▶ Work instruction: Among the lines below, restate word for word only those from the line with "3.67 | 100.29 |" through the line with "3.21 | 97.45 |", with both end lines kept.

== Segment start ==

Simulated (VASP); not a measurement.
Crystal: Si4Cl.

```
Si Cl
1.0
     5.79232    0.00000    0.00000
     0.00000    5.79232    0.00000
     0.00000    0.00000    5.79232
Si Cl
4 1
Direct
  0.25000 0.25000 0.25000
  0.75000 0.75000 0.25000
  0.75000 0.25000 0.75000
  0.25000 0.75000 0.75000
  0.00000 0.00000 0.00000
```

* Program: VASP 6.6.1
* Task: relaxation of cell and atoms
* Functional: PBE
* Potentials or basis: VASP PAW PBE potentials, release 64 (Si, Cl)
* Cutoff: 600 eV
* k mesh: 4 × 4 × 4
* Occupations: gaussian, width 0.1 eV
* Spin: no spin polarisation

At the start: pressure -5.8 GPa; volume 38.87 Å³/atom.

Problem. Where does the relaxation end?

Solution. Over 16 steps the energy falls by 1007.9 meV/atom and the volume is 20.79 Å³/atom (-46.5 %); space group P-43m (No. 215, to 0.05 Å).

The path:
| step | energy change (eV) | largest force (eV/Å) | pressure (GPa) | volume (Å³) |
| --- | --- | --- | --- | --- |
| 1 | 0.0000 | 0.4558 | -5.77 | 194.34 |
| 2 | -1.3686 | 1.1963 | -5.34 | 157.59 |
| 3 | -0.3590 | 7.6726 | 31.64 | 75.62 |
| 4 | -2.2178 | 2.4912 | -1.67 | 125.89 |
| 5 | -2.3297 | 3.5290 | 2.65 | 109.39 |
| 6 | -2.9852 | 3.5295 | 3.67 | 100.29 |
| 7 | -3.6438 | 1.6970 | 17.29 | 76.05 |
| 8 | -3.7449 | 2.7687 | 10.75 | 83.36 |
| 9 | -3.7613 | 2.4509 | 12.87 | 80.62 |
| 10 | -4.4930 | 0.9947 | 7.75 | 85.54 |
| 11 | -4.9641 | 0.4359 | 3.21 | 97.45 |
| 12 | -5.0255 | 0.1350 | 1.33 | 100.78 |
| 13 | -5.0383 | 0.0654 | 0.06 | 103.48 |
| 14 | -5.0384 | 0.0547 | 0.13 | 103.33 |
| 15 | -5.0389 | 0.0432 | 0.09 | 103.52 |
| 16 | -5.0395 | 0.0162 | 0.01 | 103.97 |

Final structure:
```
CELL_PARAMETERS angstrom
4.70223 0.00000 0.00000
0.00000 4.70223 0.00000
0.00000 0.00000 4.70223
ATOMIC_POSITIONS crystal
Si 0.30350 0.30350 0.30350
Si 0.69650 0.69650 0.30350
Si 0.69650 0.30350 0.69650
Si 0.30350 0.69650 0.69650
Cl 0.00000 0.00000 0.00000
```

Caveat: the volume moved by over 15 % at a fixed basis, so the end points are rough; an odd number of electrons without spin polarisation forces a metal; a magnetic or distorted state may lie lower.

== Segment end ==

▶ Exercise solution:
| 6 | -2.9852 | 3.5295 | 3.67 | 100.29 |
| 7 | -3.6438 | 1.6970 | 17.29 | 76.05 |
| 8 | -3.7449 | 2.7687 | 10.75 | 83.36 |
| 9 | -3.7613 | 2.4509 | 12.87 | 80.62 |
| 10 | -4.4930 | 0.9947 | 7.75 | 85.54 |
| 11 | -4.9641 | 0.4359 | 3.21 | 97.45 |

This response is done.